Top of Extracted material
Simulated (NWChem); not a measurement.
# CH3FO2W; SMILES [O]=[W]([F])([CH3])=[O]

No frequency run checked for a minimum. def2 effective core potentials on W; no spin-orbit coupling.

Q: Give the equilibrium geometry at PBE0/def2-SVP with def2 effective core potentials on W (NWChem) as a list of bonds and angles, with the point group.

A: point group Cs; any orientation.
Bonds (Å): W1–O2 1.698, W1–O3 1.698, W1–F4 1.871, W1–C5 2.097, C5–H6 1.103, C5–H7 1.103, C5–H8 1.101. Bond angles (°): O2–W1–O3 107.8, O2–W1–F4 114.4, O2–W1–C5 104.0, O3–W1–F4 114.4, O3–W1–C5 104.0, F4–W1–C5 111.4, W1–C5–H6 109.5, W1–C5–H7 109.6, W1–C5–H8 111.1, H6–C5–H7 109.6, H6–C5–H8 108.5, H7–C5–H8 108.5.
Bottom of Extracted material

**Required action**
Every entry above needs to be quoted exactly.

**Response area**
Simulated (NWChem); not a measurement.
# CH3FO2W; SMILES [O]=[W]([F])([CH3])=[O]

No frequency run checked for a minimum. def2 effective core potentials on W; no spin-orbit coupling.

Q: Give the equilibrium geometry at PBE0/def2-SVP with def2 effective core potentials on W (NWChem) as a list of bonds and angles, with the point group.

A: point group Cs; any orientation.
Bonds (Å): W1–O2 1.698, W1–O3 1.698, W1–F4 1.871, W1–C5 2.097, C5–H6 1.103, C5–H7 1.103, C5–H8 1.101. Bond angles (°): O2–W1–O3 107.8, O2–W1–F4 114.4, O2–W1–C5 104.0, O3–W1–F4 114.4, O3–W1–C5 104.0, F4–W1–C5 111.4, W1–C5–H6 109.5, W1–C5–H7 109.6, W1–C5–H8 111.1, H6–C5–H7 109.6, H6–C5–H8 108.5, H7–C5–H8 108.5.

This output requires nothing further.